####################

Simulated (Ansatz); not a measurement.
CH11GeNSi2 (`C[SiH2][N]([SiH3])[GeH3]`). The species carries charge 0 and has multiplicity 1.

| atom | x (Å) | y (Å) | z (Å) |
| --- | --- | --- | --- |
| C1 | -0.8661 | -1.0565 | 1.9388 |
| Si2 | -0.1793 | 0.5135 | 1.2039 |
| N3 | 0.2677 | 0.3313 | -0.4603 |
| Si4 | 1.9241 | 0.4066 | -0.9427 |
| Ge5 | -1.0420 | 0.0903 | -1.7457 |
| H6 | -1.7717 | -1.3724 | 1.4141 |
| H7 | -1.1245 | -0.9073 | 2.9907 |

####################

#### Brief:
Copy out every line of the data above, exactly as given.

#### Result:
Simulated (Ansatz); not a measurement.
CH11GeNSi2 (`C[SiH2][N]([SiH3])[GeH3]`). The species carries charge 0 and has multiplicity 1.

| atom | x (Å) | y (Å) | z (Å) |
| --- | --- | --- | --- |
| C1 | -0.8661 | -1.0565 | 1.9388 |
| Si2 | -0.1793 | 0.5135 | 1.2039 |
| N3 | 0.2677 | 0.3313 | -0.4603 |
| Si4 | 1.9241 | 0.4066 | -0.9427 |
| Ge5 | -1.0420 | 0.0903 | -1.7457 |
| H6 | -1.7717 | -1.3724 | 1.4141 |
| H7 | -1.1245 | -0.9073 | 2.9907 |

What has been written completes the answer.